::::::

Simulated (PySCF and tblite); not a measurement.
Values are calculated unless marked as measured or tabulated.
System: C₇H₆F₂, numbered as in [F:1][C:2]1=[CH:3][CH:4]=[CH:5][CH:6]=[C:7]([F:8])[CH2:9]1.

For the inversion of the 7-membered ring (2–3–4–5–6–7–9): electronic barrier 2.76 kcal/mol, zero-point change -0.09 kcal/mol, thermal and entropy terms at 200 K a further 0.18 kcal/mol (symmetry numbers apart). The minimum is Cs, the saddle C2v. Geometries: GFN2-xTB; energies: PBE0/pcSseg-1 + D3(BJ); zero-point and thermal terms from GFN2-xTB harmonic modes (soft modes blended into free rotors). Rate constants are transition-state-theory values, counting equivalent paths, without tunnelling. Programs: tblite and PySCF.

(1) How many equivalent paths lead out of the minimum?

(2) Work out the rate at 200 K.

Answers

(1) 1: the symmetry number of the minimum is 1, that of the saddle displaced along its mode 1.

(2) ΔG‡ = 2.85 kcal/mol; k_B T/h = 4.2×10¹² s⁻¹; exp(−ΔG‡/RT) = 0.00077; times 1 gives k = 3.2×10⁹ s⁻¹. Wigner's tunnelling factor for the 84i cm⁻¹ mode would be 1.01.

::::::

_Exercise:_
Please return only the lines above, starting at the line that has "System: C₇H₆F₂, numbered" and ending at the line that has "(1) 1: the symmetry", keeping both and leaving each one unchanged.

_Answer area:_
System: C₇H₆F₂, numbered as in [F:1][C:2]1=[CH:3][CH:4]=[CH:5][CH:6]=[C:7]([F:8])[CH2:9]1.

For the inversion of the 7-membered ring (2–3–4–5–6–7–9): electronic barrier 2.76 kcal/mol, zero-point change -0.09 kcal/mol, thermal and entropy terms at 200 K a further 0.18 kcal/mol (symmetry numbers apart). The minimum is Cs, the saddle C2v. Geometries: GFN2-xTB; energies: PBE0/pcSseg-1 + D3(BJ); zero-point and thermal terms from GFN2-xTB harmonic modes (soft modes blended into free rotors). Rate constants are transition-state-theory values, counting equivalent paths, without tunnelling. Programs: tblite and PySCF.

(1) How many equivalent paths lead out of the minimum?

(2) Work out the rate at 200 K.

Answers

(1) 1: the symmetry number of the minimum is 1, that of the saddle displaced along its mode 1.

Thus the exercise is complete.